▶ **ACTION ITEM**:
The whole listing is to be reproduced exactly as given.

▶ **GIVEN RECORDS**:
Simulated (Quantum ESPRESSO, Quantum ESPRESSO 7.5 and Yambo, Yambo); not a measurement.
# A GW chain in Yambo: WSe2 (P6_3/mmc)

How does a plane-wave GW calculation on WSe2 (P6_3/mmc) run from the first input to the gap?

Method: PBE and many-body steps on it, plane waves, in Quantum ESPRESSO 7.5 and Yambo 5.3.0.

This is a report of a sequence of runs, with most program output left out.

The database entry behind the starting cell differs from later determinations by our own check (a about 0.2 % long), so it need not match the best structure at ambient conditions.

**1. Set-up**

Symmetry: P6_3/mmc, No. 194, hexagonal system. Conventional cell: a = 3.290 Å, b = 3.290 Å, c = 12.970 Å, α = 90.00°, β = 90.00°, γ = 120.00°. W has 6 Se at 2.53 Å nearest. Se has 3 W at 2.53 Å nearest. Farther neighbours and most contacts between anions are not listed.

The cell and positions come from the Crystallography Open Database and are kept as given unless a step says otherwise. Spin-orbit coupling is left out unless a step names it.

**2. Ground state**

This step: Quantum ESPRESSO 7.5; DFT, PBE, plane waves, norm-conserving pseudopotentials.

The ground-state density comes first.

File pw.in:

▶ **WRITTEN ANSWER**:
Simulated (Quantum ESPRESSO, Quantum ESPRESSO 7.5 and Yambo, Yambo); not a measurement.
# A GW chain in Yambo: WSe2 (P6_3/mmc)

How does a plane-wave GW calculation on WSe2 (P6_3/mmc) run from the first input to the gap?

Method: PBE and many-body steps on it, plane waves, in Quantum ESPRESSO 7.5 and Yambo 5.3.0.

This is a report of a sequence of runs, with most program output left out.

The database entry behind the starting cell differs from later determinations by our own check (a about 0.2 % long), so it need not match the best structure at ambient conditions.

**1. Set-up**

Symmetry: P6_3/mmc, No. 194, hexagonal system. Conventional cell: a = 3.290 Å, b = 3.290 Å, c = 12.970 Å, α = 90.00°, β = 90.00°, γ = 120.00°. W has 6 Se at 2.53 Å nearest. Se has 3 W at 2.53 Å nearest. Farther neighbours and most contacts between anions are not listed.

The cell and positions come from the Crystallography Open Database and are kept as given unless a step says otherwise. Spin-orbit coupling is left out unless a step names it.

**2. Ground state**

This step: Quantum ESPRESSO 7.5; DFT, PBE, plane waves, norm-conserving pseudopotentials.

The ground-state density comes first.

File pw.in:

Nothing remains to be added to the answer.